== TASK ITEM ==
The data below holds a line containing "Base run: PHREEQC, ion-association" and a line containing "99.7 | 91.7 |"; please quote exactly those two lines and every line between them, and nothing else.

==================================================

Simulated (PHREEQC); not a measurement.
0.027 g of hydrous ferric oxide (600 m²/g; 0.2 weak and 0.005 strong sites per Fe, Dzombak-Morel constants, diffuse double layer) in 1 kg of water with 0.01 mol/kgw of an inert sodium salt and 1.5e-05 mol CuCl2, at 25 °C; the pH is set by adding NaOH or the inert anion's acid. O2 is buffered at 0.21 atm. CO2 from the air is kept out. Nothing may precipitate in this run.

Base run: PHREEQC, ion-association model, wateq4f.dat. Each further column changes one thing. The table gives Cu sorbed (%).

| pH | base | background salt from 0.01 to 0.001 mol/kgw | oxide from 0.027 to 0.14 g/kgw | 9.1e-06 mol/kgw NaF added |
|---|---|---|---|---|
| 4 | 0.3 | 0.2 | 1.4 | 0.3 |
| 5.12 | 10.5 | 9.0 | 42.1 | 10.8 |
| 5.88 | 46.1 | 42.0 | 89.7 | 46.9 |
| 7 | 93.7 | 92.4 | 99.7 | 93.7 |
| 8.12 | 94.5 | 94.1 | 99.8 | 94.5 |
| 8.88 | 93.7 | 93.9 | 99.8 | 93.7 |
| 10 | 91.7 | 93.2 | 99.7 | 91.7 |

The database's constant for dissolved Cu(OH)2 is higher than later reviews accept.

==================================================

== ANSWER SECTION ==
Base run: PHREEQC, ion-association model, wateq4f.dat. Each further column changes one thing. The table gives Cu sorbed (%).

| pH | base | background salt from 0.01 to 0.001 mol/kgw | oxide from 0.027 to 0.14 g/kgw | 9.1e-06 mol/kgw NaF added |
|---|---|---|---|---|
| 4 | 0.3 | 0.2 | 1.4 | 0.3 |
| 5.12 | 10.5 | 9.0 | 42.1 | 10.8 |
| 5.88 | 46.1 | 42.0 | 89.7 | 46.9 |
| 7 | 93.7 | 92.4 | 99.7 | 93.7 |
| 8.12 | 94.5 | 94.1 | 99.8 | 94.5 |
| 8.88 | 93.7 | 93.9 | 99.8 | 93.7 |
| 10 | 91.7 | 93.2 | 99.7 | 91.7 |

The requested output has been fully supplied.